* _WORK ITEM_
Write out each entry, exactly the way it appears.

* _SUPPLIED MATERIAL_
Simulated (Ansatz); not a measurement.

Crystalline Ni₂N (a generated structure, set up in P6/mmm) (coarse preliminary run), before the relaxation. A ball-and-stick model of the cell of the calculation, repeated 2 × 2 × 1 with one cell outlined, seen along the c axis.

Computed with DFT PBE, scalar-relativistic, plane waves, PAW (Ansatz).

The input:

* _YOUR RESPONSE_
Simulated (Ansatz); not a measurement.

Crystalline Ni₂N (a generated structure, set up in P6/mmm) (coarse preliminary run), before the relaxation. A ball-and-stick model of the cell of the calculation, repeated 2 × 2 × 1 with one cell outlined, seen along the c axis.

Computed with DFT PBE, scalar-relativistic, plane waves, PAW (Ansatz).

The input:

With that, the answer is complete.